ASSIGNMENT: Could you return the lines below exactly, from the first line up to and including the line that holds "Question: by how"?

------------

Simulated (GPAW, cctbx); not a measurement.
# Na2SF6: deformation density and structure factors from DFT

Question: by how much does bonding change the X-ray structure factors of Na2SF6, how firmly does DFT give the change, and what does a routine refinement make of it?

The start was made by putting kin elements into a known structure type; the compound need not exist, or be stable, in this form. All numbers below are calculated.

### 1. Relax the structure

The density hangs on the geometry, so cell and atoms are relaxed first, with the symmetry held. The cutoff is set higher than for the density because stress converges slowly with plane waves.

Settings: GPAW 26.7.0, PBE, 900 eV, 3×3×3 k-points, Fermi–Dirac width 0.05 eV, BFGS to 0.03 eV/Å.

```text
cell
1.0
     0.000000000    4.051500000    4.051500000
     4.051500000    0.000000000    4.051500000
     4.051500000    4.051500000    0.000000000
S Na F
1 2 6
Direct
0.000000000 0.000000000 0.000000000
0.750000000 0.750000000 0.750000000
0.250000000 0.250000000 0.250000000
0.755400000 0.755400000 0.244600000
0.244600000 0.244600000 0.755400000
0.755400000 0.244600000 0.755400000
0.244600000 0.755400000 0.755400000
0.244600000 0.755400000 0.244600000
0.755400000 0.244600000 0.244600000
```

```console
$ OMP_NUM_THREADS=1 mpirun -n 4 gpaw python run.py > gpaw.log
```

------------

SOLUTION:
Simulated (GPAW, cctbx); not a measurement.
# Na2SF6: deformation density and structure factors from DFT

Question: by how much does bonding change the X-ray structure factors of Na2SF6, how firmly does DFT give the change, and what does a routine refinement make of it?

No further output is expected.